• **EXERCISE**
Please transcribe the data that follows exactly, from its first line through the line that contains "Q: Give the".

(INFORMATION Opens)
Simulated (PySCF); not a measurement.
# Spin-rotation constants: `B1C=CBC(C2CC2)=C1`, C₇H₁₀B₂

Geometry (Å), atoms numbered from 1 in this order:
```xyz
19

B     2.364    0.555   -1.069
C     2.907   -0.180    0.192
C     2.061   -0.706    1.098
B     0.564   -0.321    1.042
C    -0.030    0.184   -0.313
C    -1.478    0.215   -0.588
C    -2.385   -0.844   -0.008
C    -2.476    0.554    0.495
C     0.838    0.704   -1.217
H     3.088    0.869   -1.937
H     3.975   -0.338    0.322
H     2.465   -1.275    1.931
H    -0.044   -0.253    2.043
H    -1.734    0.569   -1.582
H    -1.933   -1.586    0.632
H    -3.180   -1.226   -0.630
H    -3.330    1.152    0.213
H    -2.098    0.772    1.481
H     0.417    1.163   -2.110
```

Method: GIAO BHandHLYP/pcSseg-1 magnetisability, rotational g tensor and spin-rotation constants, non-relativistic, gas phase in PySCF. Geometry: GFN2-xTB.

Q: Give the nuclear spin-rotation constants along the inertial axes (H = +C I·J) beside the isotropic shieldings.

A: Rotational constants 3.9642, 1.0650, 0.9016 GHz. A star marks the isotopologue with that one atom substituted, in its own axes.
(INFORMATION Closes)

• **WRITTEN REPLY**
Simulated (PySCF); not a measurement.
# Spin-rotation constants: `B1C=CBC(C2CC2)=C1`, C₇H₁₀B₂

Geometry (Å), atoms numbered from 1 in this order:
```xyz
19

B     2.364    0.555   -1.069
C     2.907   -0.180    0.192
C     2.061   -0.706    1.098
B     0.564   -0.321    1.042
C    -0.030    0.184   -0.313
C    -1.478    0.215   -0.588
C    -2.385   -0.844   -0.008
C    -2.476    0.554    0.495
C     0.838    0.704   -1.217
H     3.088    0.869   -1.937
H     3.975   -0.338    0.322
H     2.465   -1.275    1.931
H    -0.044   -0.253    2.043
H    -1.734    0.569   -1.582
H    -1.933   -1.586    0.632
H    -3.180   -1.226   -0.630
H    -3.330    1.152    0.213
H    -2.098    0.772    1.481
H     0.417    1.163   -2.110
```

Method: GIAO BHandHLYP/pcSseg-1 magnetisability, rotational g tensor and spin-rotation constants, non-relativistic, gas phase in PySCF. Geometry: GFN2-xTB.

Q: Give the nuclear spin-rotation constants along the inertial axes (H = +C I·J) beside the isotropic shieldings.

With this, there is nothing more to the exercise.